__REQUIRED ACTION__: Needed from the data below: every line from the one with "A constructed model" up to and including the one with "The numbers are", repeated exactly and with nothing else.

--------------------
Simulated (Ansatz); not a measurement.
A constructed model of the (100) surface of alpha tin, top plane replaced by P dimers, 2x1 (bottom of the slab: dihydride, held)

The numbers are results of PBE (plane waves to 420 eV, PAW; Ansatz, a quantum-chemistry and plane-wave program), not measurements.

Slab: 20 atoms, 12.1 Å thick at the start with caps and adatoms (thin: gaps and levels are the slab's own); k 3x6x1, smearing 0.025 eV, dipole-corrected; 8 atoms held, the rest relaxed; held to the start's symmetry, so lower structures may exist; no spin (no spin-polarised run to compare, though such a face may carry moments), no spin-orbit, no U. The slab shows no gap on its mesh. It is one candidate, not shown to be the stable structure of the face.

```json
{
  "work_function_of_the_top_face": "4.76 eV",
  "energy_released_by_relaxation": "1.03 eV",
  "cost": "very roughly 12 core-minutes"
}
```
--------------------

__WRITTEN SOLUTION__:
A constructed model of the (100) surface of alpha tin, top plane replaced by P dimers, 2x1 (bottom of the slab: dihydride, held)

The numbers are results of PBE (plane waves to 420 eV, PAW; Ansatz, a quantum-chemistry and plane-wave program), not measurements.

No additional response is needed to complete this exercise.